+++
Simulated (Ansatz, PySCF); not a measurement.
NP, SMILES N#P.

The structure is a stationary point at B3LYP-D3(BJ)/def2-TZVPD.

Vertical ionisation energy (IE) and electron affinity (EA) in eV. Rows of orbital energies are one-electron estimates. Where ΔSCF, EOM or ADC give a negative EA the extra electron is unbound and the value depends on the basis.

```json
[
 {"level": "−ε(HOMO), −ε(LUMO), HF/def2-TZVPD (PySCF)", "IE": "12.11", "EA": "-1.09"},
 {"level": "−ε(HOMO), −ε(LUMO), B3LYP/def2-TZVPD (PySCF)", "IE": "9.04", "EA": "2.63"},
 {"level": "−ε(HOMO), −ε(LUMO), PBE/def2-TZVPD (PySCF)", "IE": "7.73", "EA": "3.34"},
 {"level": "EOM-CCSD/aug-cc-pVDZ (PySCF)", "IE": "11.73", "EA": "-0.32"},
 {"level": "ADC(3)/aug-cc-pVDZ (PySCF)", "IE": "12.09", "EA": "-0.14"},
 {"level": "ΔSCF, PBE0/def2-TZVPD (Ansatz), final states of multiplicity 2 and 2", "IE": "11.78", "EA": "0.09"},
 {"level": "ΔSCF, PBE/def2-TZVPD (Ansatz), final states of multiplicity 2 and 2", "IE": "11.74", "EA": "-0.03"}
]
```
+++

▶ [Work order] Only the lines from the start of the material through the line bearing "The structure is" are needed, restated exactly, with both end lines included.

▶ [Task output]
Simulated (Ansatz, PySCF); not a measurement.
NP, SMILES N#P.

The structure is a stationary point at B3LYP-D3(BJ)/def2-TZVPD.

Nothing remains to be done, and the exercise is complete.